[Start of section]
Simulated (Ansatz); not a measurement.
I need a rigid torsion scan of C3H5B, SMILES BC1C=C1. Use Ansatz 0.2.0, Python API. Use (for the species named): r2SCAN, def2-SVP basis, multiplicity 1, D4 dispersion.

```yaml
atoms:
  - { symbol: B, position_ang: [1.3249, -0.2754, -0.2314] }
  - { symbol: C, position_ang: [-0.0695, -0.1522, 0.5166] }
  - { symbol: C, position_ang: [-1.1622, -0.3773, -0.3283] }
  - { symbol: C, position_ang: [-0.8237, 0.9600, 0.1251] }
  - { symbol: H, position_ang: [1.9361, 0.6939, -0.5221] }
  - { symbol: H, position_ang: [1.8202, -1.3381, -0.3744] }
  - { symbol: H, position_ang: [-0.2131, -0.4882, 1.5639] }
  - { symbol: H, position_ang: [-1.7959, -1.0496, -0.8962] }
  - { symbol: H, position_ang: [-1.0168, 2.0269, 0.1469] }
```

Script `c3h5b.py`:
[End of section]

[Required action]
Return all of the material verbatim, with no line left out.

[Worked solution]
Simulated (Ansatz); not a measurement.
I need a rigid torsion scan of C3H5B, SMILES BC1C=C1. Use Ansatz 0.2.0, Python API. Use (for the species named): r2SCAN, def2-SVP basis, multiplicity 1, D4 dispersion.

```yaml
atoms:
  - { symbol: B, position_ang: [1.3249, -0.2754, -0.2314] }
  - { symbol: C, position_ang: [-0.0695, -0.1522, 0.5166] }
  - { symbol: C, position_ang: [-1.1622, -0.3773, -0.3283] }
  - { symbol: C, position_ang: [-0.8237, 0.9600, 0.1251] }
  - { symbol: H, position_ang: [1.9361, 0.6939, -0.5221] }
  - { symbol: H, position_ang: [1.8202, -1.3381, -0.3744] }
  - { symbol: H, position_ang: [-0.2131, -0.4882, 1.5639] }
  - { symbol: H, position_ang: [-1.7959, -1.0496, -0.8962] }
  - { symbol: H, position_ang: [-1.0168, 2.0269, 0.1469] }
```

Script `c3h5b.py`:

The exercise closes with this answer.